- [WORK INSTRUCTION]: Type out all the data below, word for word.

====== SUPPLIED ENTRIES

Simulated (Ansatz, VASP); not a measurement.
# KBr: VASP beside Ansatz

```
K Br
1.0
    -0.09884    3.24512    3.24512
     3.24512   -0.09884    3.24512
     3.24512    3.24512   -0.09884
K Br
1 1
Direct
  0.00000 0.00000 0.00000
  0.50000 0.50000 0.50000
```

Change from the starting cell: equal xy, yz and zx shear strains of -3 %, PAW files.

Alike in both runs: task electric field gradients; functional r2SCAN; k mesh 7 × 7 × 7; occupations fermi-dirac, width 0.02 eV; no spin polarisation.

============

- [RESPONSE]:
Simulated (Ansatz, VASP); not a measurement.
# KBr: VASP beside Ansatz

```
K Br
1.0
    -0.09884    3.24512    3.24512
     3.24512   -0.09884    3.24512
     3.24512    3.24512   -0.09884
K Br
1 1
Direct
  0.00000 0.00000 0.00000
  0.50000 0.50000 0.50000
```

Change from the starting cell: equal xy, yz and zx shear strains of -3 %, PAW files.

Alike in both runs: task electric field gradients; functional r2SCAN; k mesh 7 × 7 × 7; occupations fermi-dirac, width 0.02 eV; no spin polarisation.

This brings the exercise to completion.